Work item:
Write out, please, the lines from the beginning of the material to the line with "All values are", including both ends and nothing else.

***
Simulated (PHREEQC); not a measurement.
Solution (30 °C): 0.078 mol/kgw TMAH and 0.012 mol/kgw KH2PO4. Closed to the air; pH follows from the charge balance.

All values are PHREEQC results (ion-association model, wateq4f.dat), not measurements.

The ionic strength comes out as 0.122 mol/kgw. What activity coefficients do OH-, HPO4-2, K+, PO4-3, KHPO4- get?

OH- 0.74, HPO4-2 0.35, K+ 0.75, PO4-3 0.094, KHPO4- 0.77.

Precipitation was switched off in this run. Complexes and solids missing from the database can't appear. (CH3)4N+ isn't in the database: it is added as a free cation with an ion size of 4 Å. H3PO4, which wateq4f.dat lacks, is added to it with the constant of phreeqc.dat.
***

Answer space:
Simulated (PHREEQC); not a measurement.
Solution (30 °C): 0.078 mol/kgw TMAH and 0.012 mol/kgw KH2PO4. Closed to the air; pH follows from the charge balance.

All values are PHREEQC results (ion-association model, wateq4f.dat), not measurements.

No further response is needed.